ASSIGNMENT:
The entries below contain a line with "Alike in both" and a line with "from the codes.". Quote exactly those two lines and all lines between them.

DATASET ENTRIES:
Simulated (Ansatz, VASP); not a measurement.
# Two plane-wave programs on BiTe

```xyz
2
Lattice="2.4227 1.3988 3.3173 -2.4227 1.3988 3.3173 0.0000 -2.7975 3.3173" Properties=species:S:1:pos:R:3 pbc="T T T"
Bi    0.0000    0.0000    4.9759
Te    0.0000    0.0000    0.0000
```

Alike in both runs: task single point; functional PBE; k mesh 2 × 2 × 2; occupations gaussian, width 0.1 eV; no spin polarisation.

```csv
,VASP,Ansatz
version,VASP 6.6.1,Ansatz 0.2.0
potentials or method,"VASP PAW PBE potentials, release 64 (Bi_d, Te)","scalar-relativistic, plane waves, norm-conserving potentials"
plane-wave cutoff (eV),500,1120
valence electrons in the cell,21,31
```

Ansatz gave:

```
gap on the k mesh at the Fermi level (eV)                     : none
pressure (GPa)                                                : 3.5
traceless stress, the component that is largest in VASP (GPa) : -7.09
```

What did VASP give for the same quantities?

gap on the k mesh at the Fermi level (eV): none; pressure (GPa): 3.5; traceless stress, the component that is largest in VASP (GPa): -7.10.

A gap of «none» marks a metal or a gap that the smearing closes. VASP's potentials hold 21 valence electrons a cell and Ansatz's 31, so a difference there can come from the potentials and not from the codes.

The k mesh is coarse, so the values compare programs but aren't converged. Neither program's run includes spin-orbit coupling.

REPLY:
Alike in both runs: task single point; functional PBE; k mesh 2 × 2 × 2; occupations gaussian, width 0.1 eV; no spin polarisation.

```csv
,VASP,Ansatz
version,VASP 6.6.1,Ansatz 0.2.0
potentials or method,"VASP PAW PBE potentials, release 64 (Bi_d, Te)","scalar-relativistic, plane waves, norm-conserving potentials"
plane-wave cutoff (eV),500,1120
valence electrons in the cell,21,31
```

Ansatz gave:

```
gap on the k mesh at the Fermi level (eV)                     : none
pressure (GPa)                                                : 3.5
traceless stress, the component that is largest in VASP (GPa) : -7.09
```

What did VASP give for the same quantities?

gap on the k mesh at the Fermi level (eV): none; pressure (GPa): 3.5; traceless stress, the component that is largest in VASP (GPa): -7.10.

A gap of «none» marks a metal or a gap that the smearing closes. VASP's potentials hold 21 valence electrons a cell and Ansatz's 31, so a difference there can come from the potentials and not from the codes.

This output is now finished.